- **Work item**
Copy nothing from the entries below except the lines from the one containing "Atoms are numbered in the order listed." through the one containing "Task: With this", and copy those exactly.

- **Data provided**
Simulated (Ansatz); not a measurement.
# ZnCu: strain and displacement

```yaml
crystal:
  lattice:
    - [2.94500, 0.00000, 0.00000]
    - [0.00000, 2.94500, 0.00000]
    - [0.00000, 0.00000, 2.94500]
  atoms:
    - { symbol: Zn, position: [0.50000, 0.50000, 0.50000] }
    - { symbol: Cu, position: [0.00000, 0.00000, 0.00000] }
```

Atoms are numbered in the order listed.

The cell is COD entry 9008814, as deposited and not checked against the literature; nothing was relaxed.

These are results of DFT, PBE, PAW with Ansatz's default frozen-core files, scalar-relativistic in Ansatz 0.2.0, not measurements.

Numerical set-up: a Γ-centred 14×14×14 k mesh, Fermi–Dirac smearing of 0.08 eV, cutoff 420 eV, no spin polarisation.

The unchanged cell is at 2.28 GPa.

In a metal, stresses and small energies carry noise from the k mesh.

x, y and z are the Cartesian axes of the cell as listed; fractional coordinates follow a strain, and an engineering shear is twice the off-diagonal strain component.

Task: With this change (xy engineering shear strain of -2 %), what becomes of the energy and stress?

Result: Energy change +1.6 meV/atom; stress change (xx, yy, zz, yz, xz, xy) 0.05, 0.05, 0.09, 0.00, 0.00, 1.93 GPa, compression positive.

- **Your solution**
Atoms are numbered in the order listed.

The cell is COD entry 9008814, as deposited and not checked against the literature; nothing was relaxed.

These are results of DFT, PBE, PAW with Ansatz's default frozen-core files, scalar-relativistic in Ansatz 0.2.0, not measurements.

Numerical set-up: a Γ-centred 14×14×14 k mesh, Fermi–Dirac smearing of 0.08 eV, cutoff 420 eV, no spin polarisation.

The unchanged cell is at 2.28 GPa.

In a metal, stresses and small energies carry noise from the k mesh.

x, y and z are the Cartesian axes of the cell as listed; fractional coordinates follow a strain, and an engineering shear is twice the off-diagonal strain component.

Task: With this change (xy engineering shear strain of -2 %), what becomes of the energy and stress?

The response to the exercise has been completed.